» **Work task**: Task for the listing below: copy it out in full, exactly.

» **Source material**:
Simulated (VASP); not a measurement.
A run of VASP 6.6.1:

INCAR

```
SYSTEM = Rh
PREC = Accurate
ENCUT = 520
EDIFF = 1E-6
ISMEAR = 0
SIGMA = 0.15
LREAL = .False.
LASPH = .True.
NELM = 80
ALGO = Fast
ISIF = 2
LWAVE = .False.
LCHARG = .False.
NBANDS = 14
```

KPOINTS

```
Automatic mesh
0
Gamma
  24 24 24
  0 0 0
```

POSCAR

» **Problem solution**:
Simulated (VASP); not a measurement.
A run of VASP 6.6.1:

INCAR

```
SYSTEM = Rh
PREC = Accurate
ENCUT = 520
EDIFF = 1E-6
ISMEAR = 0
SIGMA = 0.15
LREAL = .False.
LASPH = .True.
NELM = 80
ALGO = Fast
ISIF = 2
LWAVE = .False.
LCHARG = .False.
NBANDS = 14
```

KPOINTS

```
Automatic mesh
0
Gamma
  24 24 24
  0 0 0
```

POSCAR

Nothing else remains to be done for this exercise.